Data supplied |
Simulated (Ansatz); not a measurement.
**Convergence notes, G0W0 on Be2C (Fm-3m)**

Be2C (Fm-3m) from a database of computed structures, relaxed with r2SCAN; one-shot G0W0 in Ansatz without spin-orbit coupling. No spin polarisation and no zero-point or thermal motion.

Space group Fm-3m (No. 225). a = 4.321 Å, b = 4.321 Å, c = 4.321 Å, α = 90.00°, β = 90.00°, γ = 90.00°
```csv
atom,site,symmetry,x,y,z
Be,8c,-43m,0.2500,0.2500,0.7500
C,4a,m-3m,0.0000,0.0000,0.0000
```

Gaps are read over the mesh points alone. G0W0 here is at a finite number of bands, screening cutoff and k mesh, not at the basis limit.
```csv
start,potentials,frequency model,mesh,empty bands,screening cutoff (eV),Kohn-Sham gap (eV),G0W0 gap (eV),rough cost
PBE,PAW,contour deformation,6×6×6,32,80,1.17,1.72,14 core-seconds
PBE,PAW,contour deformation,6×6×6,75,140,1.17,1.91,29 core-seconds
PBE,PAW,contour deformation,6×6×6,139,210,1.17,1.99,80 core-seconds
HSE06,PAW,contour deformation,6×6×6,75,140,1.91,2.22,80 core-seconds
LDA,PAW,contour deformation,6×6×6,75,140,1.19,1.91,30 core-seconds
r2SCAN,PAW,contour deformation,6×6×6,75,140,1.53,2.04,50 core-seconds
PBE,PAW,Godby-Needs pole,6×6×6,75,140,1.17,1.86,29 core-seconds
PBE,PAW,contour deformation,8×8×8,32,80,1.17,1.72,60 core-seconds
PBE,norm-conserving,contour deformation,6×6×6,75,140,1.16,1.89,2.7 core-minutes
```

Work request |
Print all the entries exactly as written.

Task response |
Simulated (Ansatz); not a measurement.
**Convergence notes, G0W0 on Be2C (Fm-3m)**

Be2C (Fm-3m) from a database of computed structures, relaxed with r2SCAN; one-shot G0W0 in Ansatz without spin-orbit coupling. No spin polarisation and no zero-point or thermal motion.

Space group Fm-3m (No. 225). a = 4.321 Å, b = 4.321 Å, c = 4.321 Å, α = 90.00°, β = 90.00°, γ = 90.00°
```csv
atom,site,symmetry,x,y,z
Be,8c,-43m,0.2500,0.2500,0.7500
C,4a,m-3m,0.0000,0.0000,0.0000
```

Gaps are read over the mesh points alone. G0W0 here is at a finite number of bands, screening cutoff and k mesh, not at the basis limit.
```csv
start,potentials,frequency model,mesh,empty bands,screening cutoff (eV),Kohn-Sham gap (eV),G0W0 gap (eV),rough cost
PBE,PAW,contour deformation,6×6×6,32,80,1.17,1.72,14 core-seconds
PBE,PAW,contour deformation,6×6×6,75,140,1.17,1.91,29 core-seconds
PBE,PAW,contour deformation,6×6×6,139,210,1.17,1.99,80 core-seconds
HSE06,PAW,contour deformation,6×6×6,75,140,1.91,2.22,80 core-seconds
LDA,PAW,contour deformation,6×6×6,75,140,1.19,1.91,30 core-seconds
r2SCAN,PAW,contour deformation,6×6×6,75,140,1.53,2.04,50 core-seconds
PBE,PAW,Godby-Needs pole,6×6×6,75,140,1.17,1.86,29 core-seconds
PBE,PAW,contour deformation,8×8×8,32,80,1.17,1.72,60 core-seconds
PBE,norm-conserving,contour deformation,6×6×6,75,140,1.16,1.89,2.7 core-minutes
```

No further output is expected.